== Extracted material ==

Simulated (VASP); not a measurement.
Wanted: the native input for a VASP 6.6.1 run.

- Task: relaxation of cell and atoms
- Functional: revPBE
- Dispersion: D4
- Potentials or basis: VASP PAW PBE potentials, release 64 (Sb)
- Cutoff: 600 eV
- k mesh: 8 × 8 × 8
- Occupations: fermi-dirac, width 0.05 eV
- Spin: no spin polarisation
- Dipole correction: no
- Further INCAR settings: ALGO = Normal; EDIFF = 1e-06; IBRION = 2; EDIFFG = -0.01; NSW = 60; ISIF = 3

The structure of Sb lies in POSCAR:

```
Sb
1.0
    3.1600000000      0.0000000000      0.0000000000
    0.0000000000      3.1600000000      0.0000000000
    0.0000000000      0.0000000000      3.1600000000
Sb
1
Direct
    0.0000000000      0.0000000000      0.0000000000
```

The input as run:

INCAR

===

#### [Task item]
From the material above, set down exactly the lines between the line holding "- Functional: revPBE" and the line holding "The input as", inclusive. Include nothing else.

#### [Written response]
- Functional: revPBE
- Dispersion: D4
- Potentials or basis: VASP PAW PBE potentials, release 64 (Sb)
- Cutoff: 600 eV
- k mesh: 8 × 8 × 8
- Occupations: fermi-dirac, width 0.05 eV
- Spin: no spin polarisation
- Dipole correction: no
- Further INCAR settings: ALGO = Normal; EDIFF = 1e-06; IBRION = 2; EDIFFG = -0.01; NSW = 60; ISIF = 3

The structure of Sb lies in POSCAR:

```
Sb
1.0
    3.1600000000      0.0000000000      0.0000000000
    0.0000000000      3.1600000000      0.0000000000
    0.0000000000      0.0000000000      3.1600000000
Sb
1
Direct
    0.0000000000      0.0000000000      0.0000000000
```

The input as run:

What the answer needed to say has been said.